[Provided records]

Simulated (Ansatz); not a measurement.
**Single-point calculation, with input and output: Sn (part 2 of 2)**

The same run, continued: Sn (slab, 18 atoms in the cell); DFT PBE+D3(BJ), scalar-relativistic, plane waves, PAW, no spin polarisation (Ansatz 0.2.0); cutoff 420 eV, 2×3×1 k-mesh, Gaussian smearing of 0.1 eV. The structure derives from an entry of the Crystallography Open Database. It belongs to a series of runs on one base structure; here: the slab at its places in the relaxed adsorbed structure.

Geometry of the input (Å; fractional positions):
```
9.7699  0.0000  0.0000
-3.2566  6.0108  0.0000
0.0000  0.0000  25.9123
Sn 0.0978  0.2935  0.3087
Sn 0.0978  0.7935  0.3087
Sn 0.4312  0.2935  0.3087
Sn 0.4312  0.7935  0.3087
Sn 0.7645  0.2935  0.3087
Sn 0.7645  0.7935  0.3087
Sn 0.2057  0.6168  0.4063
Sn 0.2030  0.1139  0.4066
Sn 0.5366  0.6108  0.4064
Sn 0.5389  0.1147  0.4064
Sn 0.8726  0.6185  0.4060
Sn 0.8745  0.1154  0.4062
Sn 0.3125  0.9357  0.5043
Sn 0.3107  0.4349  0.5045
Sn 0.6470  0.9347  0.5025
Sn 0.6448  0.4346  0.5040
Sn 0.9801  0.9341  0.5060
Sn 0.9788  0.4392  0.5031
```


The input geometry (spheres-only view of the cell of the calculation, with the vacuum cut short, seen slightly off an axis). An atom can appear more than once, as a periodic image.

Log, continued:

[/Provided records]

• [Required action]
Scan the entries above for the line containing "Geometry of the", and copy it and all lines after it exactly, down to and including the line containing "The input geometry".

• [Answer box]
Geometry of the input (Å; fractional positions):
```
9.7699  0.0000  0.0000
-3.2566  6.0108  0.0000
0.0000  0.0000  25.9123
Sn 0.0978  0.2935  0.3087
Sn 0.0978  0.7935  0.3087
Sn 0.4312  0.2935  0.3087
Sn 0.4312  0.7935  0.3087
Sn 0.7645  0.2935  0.3087
Sn 0.7645  0.7935  0.3087
Sn 0.2057  0.6168  0.4063
Sn 0.2030  0.1139  0.4066
Sn 0.5366  0.6108  0.4064
Sn 0.5389  0.1147  0.4064
Sn 0.8726  0.6185  0.4060
Sn 0.8745  0.1154  0.4062
Sn 0.3125  0.9357  0.5043
Sn 0.3107  0.4349  0.5045
Sn 0.6470  0.9347  0.5025
Sn 0.6448  0.4346  0.5040
Sn 0.9801  0.9341  0.5060
Sn 0.9788  0.4392  0.5031
```


The input geometry (spheres-only view of the cell of the calculation, with the vacuum cut short, seen slightly off an axis). An atom can appear more than once, as a periodic image.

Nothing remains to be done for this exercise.